» RECORDS SUPPLIED
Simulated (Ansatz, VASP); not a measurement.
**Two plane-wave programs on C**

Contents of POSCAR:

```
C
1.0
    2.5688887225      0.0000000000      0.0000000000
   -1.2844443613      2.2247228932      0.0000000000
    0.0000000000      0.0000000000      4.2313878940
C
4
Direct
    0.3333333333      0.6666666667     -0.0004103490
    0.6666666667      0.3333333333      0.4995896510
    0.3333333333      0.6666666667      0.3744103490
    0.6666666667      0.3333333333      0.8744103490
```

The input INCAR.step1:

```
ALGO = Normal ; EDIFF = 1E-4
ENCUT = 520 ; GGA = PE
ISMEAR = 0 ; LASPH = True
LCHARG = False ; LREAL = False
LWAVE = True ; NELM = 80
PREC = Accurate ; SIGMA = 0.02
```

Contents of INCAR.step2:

» REQUIREMENT
Retype every line of the listing above exactly as given.

» RESPONSE
Simulated (Ansatz, VASP); not a measurement.
**Two plane-wave programs on C**

Contents of POSCAR:

```
C
1.0
    2.5688887225      0.0000000000      0.0000000000
   -1.2844443613      2.2247228932      0.0000000000
    0.0000000000      0.0000000000      4.2313878940
C
4
Direct
    0.3333333333      0.6666666667     -0.0004103490
    0.6666666667      0.3333333333      0.4995896510
    0.3333333333      0.6666666667      0.3744103490
    0.6666666667      0.3333333333      0.8744103490
```

The input INCAR.step1:

```
ALGO = Normal ; EDIFF = 1E-4
ENCUT = 520 ; GGA = PE
ISMEAR = 0 ; LASPH = True
LCHARG = False ; LREAL = False
LWAVE = True ; NELM = 80
PREC = Accurate ; SIGMA = 0.02
```

Contents of INCAR.step2:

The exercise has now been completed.